═══

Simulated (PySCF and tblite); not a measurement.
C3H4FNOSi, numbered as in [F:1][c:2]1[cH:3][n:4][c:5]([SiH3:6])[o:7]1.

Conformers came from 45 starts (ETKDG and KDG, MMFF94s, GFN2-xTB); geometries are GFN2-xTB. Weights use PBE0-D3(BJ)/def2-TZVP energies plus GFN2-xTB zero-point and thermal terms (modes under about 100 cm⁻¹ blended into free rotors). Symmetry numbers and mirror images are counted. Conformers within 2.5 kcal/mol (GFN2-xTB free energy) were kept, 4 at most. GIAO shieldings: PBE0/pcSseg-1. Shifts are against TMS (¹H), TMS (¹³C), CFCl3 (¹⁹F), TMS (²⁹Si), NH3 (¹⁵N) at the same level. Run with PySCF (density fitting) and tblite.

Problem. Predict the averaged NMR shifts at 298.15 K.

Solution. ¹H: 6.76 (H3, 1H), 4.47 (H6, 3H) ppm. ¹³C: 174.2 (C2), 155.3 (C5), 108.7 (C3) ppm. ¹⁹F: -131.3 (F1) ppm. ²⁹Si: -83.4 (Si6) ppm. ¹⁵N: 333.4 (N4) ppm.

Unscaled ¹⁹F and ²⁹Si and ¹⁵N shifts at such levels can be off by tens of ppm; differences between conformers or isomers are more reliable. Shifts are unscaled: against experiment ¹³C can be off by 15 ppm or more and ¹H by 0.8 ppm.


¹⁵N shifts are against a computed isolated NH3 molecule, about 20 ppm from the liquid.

═══

→ Work item: Would you please repeat the entire listing above exactly?

→ Exercise output:
Simulated (PySCF and tblite); not a measurement.
C3H4FNOSi, numbered as in [F:1][c:2]1[cH:3][n:4][c:5]([SiH3:6])[o:7]1.

Conformers came from 45 starts (ETKDG and KDG, MMFF94s, GFN2-xTB); geometries are GFN2-xTB. Weights use PBE0-D3(BJ)/def2-TZVP energies plus GFN2-xTB zero-point and thermal terms (modes under about 100 cm⁻¹ blended into free rotors). Symmetry numbers and mirror images are counted. Conformers within 2.5 kcal/mol (GFN2-xTB free energy) were kept, 4 at most. GIAO shieldings: PBE0/pcSseg-1. Shifts are against TMS (¹H), TMS (¹³C), CFCl3 (¹⁹F), TMS (²⁹Si), NH3 (¹⁵N) at the same level. Run with PySCF (density fitting) and tblite.

Problem. Predict the averaged NMR shifts at 298.15 K.

Solution. ¹H: 6.76 (H3, 1H), 4.47 (H6, 3H) ppm. ¹³C: 174.2 (C2), 155.3 (C5), 108.7 (C3) ppm. ¹⁹F: -131.3 (F1) ppm. ²⁹Si: -83.4 (Si6) ppm. ¹⁵N: 333.4 (N4) ppm.

Unscaled ¹⁹F and ²⁹Si and ¹⁵N shifts at such levels can be off by tens of ppm; differences between conformers or isomers are more reliable. Shifts are unscaled: against experiment ¹³C can be off by 15 ppm or more and ¹H by 0.8 ppm.


¹⁵N shifts are against a computed isolated NH3 molecule, about 20 ppm from the liquid.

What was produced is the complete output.